Assignment: Your task is to quote the records from their first line through the line containing "Gaps are read", with nothing added or left out.

▶
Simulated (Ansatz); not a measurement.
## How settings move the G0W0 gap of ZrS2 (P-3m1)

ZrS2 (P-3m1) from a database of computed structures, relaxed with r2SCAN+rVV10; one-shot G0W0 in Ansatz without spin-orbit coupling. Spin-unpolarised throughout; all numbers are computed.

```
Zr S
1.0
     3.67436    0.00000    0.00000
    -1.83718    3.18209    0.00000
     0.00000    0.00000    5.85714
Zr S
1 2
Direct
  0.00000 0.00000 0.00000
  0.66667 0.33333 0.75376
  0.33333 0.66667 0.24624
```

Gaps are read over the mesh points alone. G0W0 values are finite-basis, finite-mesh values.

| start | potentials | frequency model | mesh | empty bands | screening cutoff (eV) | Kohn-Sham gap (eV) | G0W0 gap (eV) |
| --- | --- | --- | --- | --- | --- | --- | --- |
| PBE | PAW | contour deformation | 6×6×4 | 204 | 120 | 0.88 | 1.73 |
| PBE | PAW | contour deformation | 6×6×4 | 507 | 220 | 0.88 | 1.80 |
◀

Solution:
Simulated (Ansatz); not a measurement.
## How settings move the G0W0 gap of ZrS2 (P-3m1)

ZrS2 (P-3m1) from a database of computed structures, relaxed with r2SCAN+rVV10; one-shot G0W0 in Ansatz without spin-orbit coupling. Spin-unpolarised throughout; all numbers are computed.

```
Zr S
1.0
     3.67436    0.00000    0.00000
    -1.83718    3.18209    0.00000
     0.00000    0.00000    5.85714
Zr S
1 2
Direct
  0.00000 0.00000 0.00000
  0.66667 0.33333 0.75376
  0.33333 0.66667 0.24624
```

Gaps are read over the mesh points alone. G0W0 values are finite-basis, finite-mesh values.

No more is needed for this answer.